====== Given records ======

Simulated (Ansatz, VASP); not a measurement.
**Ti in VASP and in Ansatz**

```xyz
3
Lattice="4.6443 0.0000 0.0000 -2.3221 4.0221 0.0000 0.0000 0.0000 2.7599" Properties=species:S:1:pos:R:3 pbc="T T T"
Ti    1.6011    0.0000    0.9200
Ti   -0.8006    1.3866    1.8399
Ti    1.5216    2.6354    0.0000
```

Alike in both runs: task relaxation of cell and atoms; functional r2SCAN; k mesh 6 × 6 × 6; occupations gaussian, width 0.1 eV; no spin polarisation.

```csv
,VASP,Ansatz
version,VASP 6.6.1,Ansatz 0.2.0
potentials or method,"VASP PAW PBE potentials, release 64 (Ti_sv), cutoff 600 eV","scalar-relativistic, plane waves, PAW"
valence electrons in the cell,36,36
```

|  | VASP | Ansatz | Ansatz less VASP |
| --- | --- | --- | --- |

======

■ Required action
Reproduce every entry above so that each one matches its source exactly.

■ Worked solution
Simulated (Ansatz, VASP); not a measurement.
**Ti in VASP and in Ansatz**

```xyz
3
Lattice="4.6443 0.0000 0.0000 -2.3221 4.0221 0.0000 0.0000 0.0000 2.7599" Properties=species:S:1:pos:R:3 pbc="T T T"
Ti    1.6011    0.0000    0.9200
Ti   -0.8006    1.3866    1.8399
Ti    1.5216    2.6354    0.0000
```

Alike in both runs: task relaxation of cell and atoms; functional r2SCAN; k mesh 6 × 6 × 6; occupations gaussian, width 0.1 eV; no spin polarisation.

```csv
,VASP,Ansatz
version,VASP 6.6.1,Ansatz 0.2.0
potentials or method,"VASP PAW PBE potentials, release 64 (Ti_sv), cutoff 600 eV","scalar-relativistic, plane waves, PAW"
valence electrons in the cell,36,36
```

|  | VASP | Ansatz | Ansatz less VASP |
| --- | --- | --- | --- |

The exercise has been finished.